=== Task item ===
Repeat the entries beneath in their entirety, precisely as given.

=== Stored data ===
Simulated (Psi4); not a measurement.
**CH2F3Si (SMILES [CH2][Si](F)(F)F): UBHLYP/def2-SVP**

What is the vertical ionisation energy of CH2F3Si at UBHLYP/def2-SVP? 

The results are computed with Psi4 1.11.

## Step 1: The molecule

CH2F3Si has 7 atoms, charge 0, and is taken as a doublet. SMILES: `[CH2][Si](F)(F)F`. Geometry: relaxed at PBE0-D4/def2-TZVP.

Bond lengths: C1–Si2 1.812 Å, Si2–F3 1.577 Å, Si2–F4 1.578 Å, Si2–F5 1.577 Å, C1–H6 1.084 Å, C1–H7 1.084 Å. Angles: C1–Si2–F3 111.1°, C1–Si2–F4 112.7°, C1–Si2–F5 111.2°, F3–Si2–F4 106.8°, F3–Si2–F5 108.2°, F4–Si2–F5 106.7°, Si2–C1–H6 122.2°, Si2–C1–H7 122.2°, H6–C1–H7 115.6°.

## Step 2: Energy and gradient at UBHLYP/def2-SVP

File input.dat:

=== Expected answer ===
Simulated (Psi4); not a measurement.
**CH2F3Si (SMILES [CH2][Si](F)(F)F): UBHLYP/def2-SVP**

What is the vertical ionisation energy of CH2F3Si at UBHLYP/def2-SVP? 

The results are computed with Psi4 1.11.

## Step 1: The molecule

CH2F3Si has 7 atoms, charge 0, and is taken as a doublet. SMILES: `[CH2][Si](F)(F)F`. Geometry: relaxed at PBE0-D4/def2-TZVP.

Bond lengths: C1–Si2 1.812 Å, Si2–F3 1.577 Å, Si2–F4 1.578 Å, Si2–F5 1.577 Å, C1–H6 1.084 Å, C1–H7 1.084 Å. Angles: C1–Si2–F3 111.1°, C1–Si2–F4 112.7°, C1–Si2–F5 111.2°, F3–Si2–F4 106.8°, F3–Si2–F5 108.2°, F4–Si2–F5 106.7°, Si2–C1–H6 122.2°, Si2–C1–H7 122.2°, H6–C1–H7 115.6°.

## Step 2: Energy and gradient at UBHLYP/def2-SVP

File input.dat:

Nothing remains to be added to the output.